* _Work item_
In the data below, the answer is the run of lines from the line containing "mesh: 6 × 6 × 1" through the line containing "Task: How long", both included; print it exactly and nothing else.

* _Recorded information_
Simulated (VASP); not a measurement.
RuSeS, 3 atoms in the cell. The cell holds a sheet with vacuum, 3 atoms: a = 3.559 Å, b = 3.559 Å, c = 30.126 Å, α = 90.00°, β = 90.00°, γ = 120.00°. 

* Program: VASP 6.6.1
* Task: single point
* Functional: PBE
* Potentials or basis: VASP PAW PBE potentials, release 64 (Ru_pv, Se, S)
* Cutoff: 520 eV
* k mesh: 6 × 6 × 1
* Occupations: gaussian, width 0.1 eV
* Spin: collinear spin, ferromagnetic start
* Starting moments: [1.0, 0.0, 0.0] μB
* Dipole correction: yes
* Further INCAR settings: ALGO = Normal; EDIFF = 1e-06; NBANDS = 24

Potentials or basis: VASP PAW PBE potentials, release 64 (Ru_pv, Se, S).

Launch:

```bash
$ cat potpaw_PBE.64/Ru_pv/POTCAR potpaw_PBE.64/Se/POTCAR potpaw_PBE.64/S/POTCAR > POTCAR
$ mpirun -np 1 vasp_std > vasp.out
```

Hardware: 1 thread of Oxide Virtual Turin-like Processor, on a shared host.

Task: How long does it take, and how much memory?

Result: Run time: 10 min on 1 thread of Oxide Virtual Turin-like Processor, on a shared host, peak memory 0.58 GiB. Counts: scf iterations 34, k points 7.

* _Worked solution_
* k mesh: 6 × 6 × 1
* Occupations: gaussian, width 0.1 eV
* Spin: collinear spin, ferromagnetic start
* Starting moments: [1.0, 0.0, 0.0] μB
* Dipole correction: yes
* Further INCAR settings: ALGO = Normal; EDIFF = 1e-06; NBANDS = 24

Potentials or basis: VASP PAW PBE potentials, release 64 (Ru_pv, Se, S).

Launch:

```bash
$ cat potpaw_PBE.64/Ru_pv/POTCAR potpaw_PBE.64/Se/POTCAR potpaw_PBE.64/S/POTCAR > POTCAR
$ mpirun -np 1 vasp_std > vasp.out
```

Hardware: 1 thread of Oxide Virtual Turin-like Processor, on a shared host.

Task: How long does it take, and how much memory?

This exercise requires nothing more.